-- Opening Marker --

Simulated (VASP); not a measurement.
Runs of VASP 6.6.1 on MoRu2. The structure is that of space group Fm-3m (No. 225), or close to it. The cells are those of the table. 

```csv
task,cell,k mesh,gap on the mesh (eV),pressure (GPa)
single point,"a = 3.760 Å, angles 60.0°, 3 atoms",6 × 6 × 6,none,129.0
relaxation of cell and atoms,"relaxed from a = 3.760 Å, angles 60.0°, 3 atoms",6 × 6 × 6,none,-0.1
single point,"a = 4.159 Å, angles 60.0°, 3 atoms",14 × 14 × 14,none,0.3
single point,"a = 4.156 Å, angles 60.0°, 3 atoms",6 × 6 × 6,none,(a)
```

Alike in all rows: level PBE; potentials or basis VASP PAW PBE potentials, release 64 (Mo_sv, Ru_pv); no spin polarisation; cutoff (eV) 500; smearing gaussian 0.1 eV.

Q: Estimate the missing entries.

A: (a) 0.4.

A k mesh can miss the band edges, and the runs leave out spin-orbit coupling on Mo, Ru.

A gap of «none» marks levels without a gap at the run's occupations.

-- Closing Marker --

Everything from the first line of the records above through the line containing "A k mesh can" should be restated word for word; leave out all other lines.

→ Response box
Simulated (VASP); not a measurement.
Runs of VASP 6.6.1 on MoRu2. The structure is that of space group Fm-3m (No. 225), or close to it. The cells are those of the table. 

```csv
task,cell,k mesh,gap on the mesh (eV),pressure (GPa)
single point,"a = 3.760 Å, angles 60.0°, 3 atoms",6 × 6 × 6,none,129.0
relaxation of cell and atoms,"relaxed from a = 3.760 Å, angles 60.0°, 3 atoms",6 × 6 × 6,none,-0.1
single point,"a = 4.159 Å, angles 60.0°, 3 atoms",14 × 14 × 14,none,0.3
single point,"a = 4.156 Å, angles 60.0°, 3 atoms",6 × 6 × 6,none,(a)
```

Alike in all rows: level PBE; potentials or basis VASP PAW PBE potentials, release 64 (Mo_sv, Ru_pv); no spin polarisation; cutoff (eV) 500; smearing gaussian 0.1 eV.

Q: Estimate the missing entries.

A: (a) 0.4.

A k mesh can miss the band edges, and the runs leave out spin-orbit coupling on Mo, Ru.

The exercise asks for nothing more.